▶ **ASSIGNED TASK**: Please reproduce the entries below exactly, starting at the first line and ending with the line that holds "These are results".

▶ **LISTED RECORDS**:
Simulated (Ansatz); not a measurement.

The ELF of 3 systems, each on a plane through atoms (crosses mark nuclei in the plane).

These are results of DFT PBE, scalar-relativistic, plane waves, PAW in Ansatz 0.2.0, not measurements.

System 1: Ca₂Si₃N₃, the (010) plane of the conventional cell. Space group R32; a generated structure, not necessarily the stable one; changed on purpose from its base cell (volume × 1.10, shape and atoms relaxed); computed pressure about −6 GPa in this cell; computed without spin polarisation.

▶ **WRITTEN SOLUTION**:
Simulated (Ansatz); not a measurement.

The ELF of 3 systems, each on a plane through atoms (crosses mark nuclei in the plane).

These are results of DFT PBE, scalar-relativistic, plane waves, PAW in Ansatz 0.2.0, not measurements.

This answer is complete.